# Records shown
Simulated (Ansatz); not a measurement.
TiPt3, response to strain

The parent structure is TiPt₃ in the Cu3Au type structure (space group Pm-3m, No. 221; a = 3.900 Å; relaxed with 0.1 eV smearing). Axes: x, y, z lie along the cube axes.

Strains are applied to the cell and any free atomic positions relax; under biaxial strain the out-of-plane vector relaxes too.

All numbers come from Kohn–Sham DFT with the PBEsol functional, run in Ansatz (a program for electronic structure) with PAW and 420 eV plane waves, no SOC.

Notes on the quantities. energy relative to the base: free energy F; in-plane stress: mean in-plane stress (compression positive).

# Assigned task
Your task is to transcribe, with no changes, only the lines of the listing above that lie between the line holding "TiPt3, response to strain" and the line holding "All numbers come", inclusive.

# Answer section
TiPt3, response to strain

The parent structure is TiPt₃ in the Cu3Au type structure (space group Pm-3m, No. 221; a = 3.900 Å; relaxed with 0.1 eV smearing). Axes: x, y, z lie along the cube axes.

Strains are applied to the cell and any free atomic positions relax; under biaxial strain the out-of-plane vector relaxes too.

All numbers come from Kohn–Sham DFT with the PBEsol functional, run in Ansatz (a program for electronic structure) with PAW and 420 eV plane waves, no SOC.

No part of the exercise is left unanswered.